Data extracts -
----------------------------------------

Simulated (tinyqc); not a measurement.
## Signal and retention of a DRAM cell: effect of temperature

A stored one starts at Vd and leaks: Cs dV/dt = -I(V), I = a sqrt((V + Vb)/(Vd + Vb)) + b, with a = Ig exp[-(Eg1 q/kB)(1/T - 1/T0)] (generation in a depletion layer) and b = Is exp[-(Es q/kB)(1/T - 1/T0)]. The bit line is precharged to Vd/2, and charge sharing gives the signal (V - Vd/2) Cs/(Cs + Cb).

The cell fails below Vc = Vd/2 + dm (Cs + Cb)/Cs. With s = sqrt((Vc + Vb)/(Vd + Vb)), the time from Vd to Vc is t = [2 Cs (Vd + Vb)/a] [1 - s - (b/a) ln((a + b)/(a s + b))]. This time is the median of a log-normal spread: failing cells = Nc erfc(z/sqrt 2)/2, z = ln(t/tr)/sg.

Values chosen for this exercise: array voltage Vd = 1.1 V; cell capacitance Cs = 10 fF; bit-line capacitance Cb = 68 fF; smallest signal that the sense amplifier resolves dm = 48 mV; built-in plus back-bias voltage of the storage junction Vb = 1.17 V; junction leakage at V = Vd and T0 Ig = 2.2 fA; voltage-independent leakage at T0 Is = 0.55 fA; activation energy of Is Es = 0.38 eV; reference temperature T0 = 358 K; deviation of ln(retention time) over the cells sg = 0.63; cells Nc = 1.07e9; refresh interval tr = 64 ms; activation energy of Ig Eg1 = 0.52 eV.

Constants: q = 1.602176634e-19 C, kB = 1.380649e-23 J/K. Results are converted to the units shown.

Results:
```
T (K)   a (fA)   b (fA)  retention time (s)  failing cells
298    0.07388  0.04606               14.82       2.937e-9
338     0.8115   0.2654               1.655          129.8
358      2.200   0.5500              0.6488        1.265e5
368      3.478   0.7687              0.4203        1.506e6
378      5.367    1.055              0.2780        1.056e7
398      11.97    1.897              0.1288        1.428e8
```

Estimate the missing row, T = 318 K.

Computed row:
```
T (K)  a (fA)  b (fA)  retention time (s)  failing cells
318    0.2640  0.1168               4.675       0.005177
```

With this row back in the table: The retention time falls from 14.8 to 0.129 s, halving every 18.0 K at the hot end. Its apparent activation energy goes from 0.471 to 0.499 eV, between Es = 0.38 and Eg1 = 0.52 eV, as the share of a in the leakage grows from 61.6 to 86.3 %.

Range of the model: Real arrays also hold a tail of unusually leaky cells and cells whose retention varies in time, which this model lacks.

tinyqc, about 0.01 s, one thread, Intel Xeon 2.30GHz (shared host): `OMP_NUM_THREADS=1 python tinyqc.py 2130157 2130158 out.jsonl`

----------------------------------------

Assigned task - Return the lines above precisely as they appear, beginning at the first line and ending at the line with "The cell fails", and nothing after it.

Problem solution -
Simulated (tinyqc); not a measurement.
## Signal and retention of a DRAM cell: effect of temperature

A stored one starts at Vd and leaks: Cs dV/dt = -I(V), I = a sqrt((V + Vb)/(Vd + Vb)) + b, with a = Ig exp[-(Eg1 q/kB)(1/T - 1/T0)] (generation in a depletion layer) and b = Is exp[-(Es q/kB)(1/T - 1/T0)]. The bit line is precharged to Vd/2, and charge sharing gives the signal (V - Vd/2) Cs/(Cs + Cb).

The cell fails below Vc = Vd/2 + dm (Cs + Cb)/Cs. With s = sqrt((Vc + Vb)/(Vd + Vb)), the time from Vd to Vc is t = [2 Cs (Vd + Vb)/a] [1 - s - (b/a) ln((a + b)/(a s + b))]. This time is the median of a log-normal spread: failing cells = Nc erfc(z/sqrt 2)/2, z = ln(t/tr)/sg.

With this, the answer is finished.